Supplied material:
+-------+
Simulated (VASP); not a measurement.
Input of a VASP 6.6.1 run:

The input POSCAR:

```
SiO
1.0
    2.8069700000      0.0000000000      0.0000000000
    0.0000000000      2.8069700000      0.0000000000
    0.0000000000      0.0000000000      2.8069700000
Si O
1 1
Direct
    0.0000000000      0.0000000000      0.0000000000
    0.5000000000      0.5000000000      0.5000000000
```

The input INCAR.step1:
+-------+

Brief:
All of the material must be written out again without any change.

Task result:
Simulated (VASP); not a measurement.
Input of a VASP 6.6.1 run:

The input POSCAR:

```
SiO
1.0
    2.8069700000      0.0000000000      0.0000000000
    0.0000000000      2.8069700000      0.0000000000
    0.0000000000      0.0000000000      2.8069700000
Si O
1 1
Direct
    0.0000000000      0.0000000000      0.0000000000
    0.5000000000      0.5000000000      0.5000000000
```

The input INCAR.step1:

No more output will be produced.